## ACTIVITY:
Both the line with "8 | 0.0799 |" and the line with "23 | 0.914 |" in the records below must appear in the output, along with every line between them, exactly and with nothing added.

►
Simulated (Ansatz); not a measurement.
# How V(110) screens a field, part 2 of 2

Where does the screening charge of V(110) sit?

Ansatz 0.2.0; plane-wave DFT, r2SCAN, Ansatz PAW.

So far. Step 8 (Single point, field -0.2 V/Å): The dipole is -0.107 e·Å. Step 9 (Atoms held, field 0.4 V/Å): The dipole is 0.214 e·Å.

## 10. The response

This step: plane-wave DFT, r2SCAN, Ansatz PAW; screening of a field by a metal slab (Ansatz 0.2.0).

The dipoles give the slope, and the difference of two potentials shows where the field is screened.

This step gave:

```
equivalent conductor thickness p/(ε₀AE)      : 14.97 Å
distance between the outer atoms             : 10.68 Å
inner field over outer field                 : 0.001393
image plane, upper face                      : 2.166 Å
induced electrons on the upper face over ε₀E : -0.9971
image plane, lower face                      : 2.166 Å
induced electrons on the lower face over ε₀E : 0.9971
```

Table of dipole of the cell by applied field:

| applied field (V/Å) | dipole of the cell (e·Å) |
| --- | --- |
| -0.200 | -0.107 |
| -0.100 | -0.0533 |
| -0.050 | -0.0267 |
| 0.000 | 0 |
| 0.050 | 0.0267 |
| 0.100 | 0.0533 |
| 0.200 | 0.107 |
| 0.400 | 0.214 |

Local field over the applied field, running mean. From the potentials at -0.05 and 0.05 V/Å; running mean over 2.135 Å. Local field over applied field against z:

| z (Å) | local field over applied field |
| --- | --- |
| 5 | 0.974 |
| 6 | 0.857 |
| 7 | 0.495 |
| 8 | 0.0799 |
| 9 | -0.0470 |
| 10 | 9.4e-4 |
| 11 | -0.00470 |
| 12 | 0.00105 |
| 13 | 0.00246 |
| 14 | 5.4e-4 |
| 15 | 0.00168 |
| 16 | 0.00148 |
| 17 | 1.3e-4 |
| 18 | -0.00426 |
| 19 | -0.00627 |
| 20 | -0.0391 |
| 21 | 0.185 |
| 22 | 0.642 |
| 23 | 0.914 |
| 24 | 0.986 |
◄

## RESPONSE AREA:
| 8 | 0.0799 |
| 9 | -0.0470 |
| 10 | 9.4e-4 |
| 11 | -0.00470 |
| 12 | 0.00105 |
| 13 | 0.00246 |
| 14 | 5.4e-4 |
| 15 | 0.00168 |
| 16 | 0.00148 |
| 17 | 1.3e-4 |
| 18 | -0.00426 |
| 19 | -0.00627 |
| 20 | -0.0391 |
| 21 | 0.185 |
| 22 | 0.642 |
| 23 | 0.914 |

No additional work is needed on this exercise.